Raw data.
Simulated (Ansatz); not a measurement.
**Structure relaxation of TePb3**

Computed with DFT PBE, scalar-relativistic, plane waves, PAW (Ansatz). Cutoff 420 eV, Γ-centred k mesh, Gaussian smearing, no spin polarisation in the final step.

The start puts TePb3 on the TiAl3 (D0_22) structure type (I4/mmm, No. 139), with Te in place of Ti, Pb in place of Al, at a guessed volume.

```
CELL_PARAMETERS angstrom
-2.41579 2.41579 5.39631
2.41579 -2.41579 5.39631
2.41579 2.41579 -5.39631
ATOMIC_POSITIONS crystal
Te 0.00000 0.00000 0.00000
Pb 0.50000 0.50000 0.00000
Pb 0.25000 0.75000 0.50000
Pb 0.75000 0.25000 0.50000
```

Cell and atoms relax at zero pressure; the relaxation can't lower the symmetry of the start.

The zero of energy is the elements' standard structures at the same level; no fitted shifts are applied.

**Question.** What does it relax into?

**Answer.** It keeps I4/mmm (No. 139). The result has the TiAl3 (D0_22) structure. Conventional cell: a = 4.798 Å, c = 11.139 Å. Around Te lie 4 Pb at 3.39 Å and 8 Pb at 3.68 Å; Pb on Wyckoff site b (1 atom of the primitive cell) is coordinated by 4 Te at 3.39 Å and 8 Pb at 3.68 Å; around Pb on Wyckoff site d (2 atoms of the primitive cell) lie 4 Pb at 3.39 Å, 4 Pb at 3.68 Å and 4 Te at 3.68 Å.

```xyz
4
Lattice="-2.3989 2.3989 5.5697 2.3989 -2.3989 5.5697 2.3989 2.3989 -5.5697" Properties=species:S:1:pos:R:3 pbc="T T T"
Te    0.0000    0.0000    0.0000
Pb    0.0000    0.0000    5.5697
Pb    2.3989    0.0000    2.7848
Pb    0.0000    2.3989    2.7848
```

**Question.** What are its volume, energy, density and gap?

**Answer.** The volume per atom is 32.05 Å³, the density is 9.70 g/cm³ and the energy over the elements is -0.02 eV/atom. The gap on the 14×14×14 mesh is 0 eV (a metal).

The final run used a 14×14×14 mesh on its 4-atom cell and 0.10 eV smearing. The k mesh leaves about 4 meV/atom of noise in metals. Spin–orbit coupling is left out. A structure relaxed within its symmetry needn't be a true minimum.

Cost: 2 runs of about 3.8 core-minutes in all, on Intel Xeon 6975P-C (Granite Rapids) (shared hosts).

Work instruction.
The lines above, from the start of the records through the one containing "it relax into?", are to be printed exactly, and nothing else is to be included.

Task result.
Simulated (Ansatz); not a measurement.
**Structure relaxation of TePb3**

Computed with DFT PBE, scalar-relativistic, plane waves, PAW (Ansatz). Cutoff 420 eV, Γ-centred k mesh, Gaussian smearing, no spin polarisation in the final step.

The start puts TePb3 on the TiAl3 (D0_22) structure type (I4/mmm, No. 139), with Te in place of Ti, Pb in place of Al, at a guessed volume.

```
CELL_PARAMETERS angstrom
-2.41579 2.41579 5.39631
2.41579 -2.41579 5.39631
2.41579 2.41579 -5.39631
ATOMIC_POSITIONS crystal
Te 0.00000 0.00000 0.00000
Pb 0.50000 0.50000 0.00000
Pb 0.25000 0.75000 0.50000
Pb 0.75000 0.25000 0.50000
```

Cell and atoms relax at zero pressure; the relaxation can't lower the symmetry of the start.

The zero of energy is the elements' standard structures at the same level; no fitted shifts are applied.

**Question.** What does it relax into?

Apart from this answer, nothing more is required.